When the line with "Pressure: 2.1 GPa" is reached, include it and stop; before that, copy each line of the listing exactly from the first.

★ ★ ★

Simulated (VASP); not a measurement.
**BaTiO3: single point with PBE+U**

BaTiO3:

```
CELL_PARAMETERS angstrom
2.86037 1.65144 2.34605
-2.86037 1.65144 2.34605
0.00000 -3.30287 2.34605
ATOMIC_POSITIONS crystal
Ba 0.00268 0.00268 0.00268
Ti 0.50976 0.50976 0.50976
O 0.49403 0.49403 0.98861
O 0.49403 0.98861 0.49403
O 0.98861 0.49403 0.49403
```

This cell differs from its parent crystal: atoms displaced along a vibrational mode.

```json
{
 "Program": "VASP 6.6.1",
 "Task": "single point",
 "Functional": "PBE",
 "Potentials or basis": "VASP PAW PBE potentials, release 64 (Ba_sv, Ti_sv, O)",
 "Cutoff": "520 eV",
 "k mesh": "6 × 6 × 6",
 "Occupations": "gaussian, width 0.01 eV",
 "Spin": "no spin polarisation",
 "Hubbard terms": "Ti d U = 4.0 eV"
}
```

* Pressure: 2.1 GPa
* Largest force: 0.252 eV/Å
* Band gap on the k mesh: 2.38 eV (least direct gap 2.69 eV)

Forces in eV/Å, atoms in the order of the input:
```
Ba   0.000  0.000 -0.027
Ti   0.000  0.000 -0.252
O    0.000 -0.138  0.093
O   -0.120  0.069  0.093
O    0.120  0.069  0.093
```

★ ★ ★

● EXERCISE SOLUTION
Simulated (VASP); not a measurement.
**BaTiO3: single point with PBE+U**

BaTiO3:

```
CELL_PARAMETERS angstrom
2.86037 1.65144 2.34605
-2.86037 1.65144 2.34605
0.00000 -3.30287 2.34605
ATOMIC_POSITIONS crystal
Ba 0.00268 0.00268 0.00268
Ti 0.50976 0.50976 0.50976
O 0.49403 0.49403 0.98861
O 0.49403 0.98861 0.49403
O 0.98861 0.49403 0.49403
```

This cell differs from its parent crystal: atoms displaced along a vibrational mode.

```json
{
 "Program": "VASP 6.6.1",
 "Task": "single point",
 "Functional": "PBE",
 "Potentials or basis": "VASP PAW PBE potentials, release 64 (Ba_sv, Ti_sv, O)",
 "Cutoff": "520 eV",
 "k mesh": "6 × 6 × 6",
 "Occupations": "gaussian, width 0.01 eV",
 "Spin": "no spin polarisation",
 "Hubbard terms": "Ti d U = 4.0 eV"
}
```

* Pressure: 2.1 GPa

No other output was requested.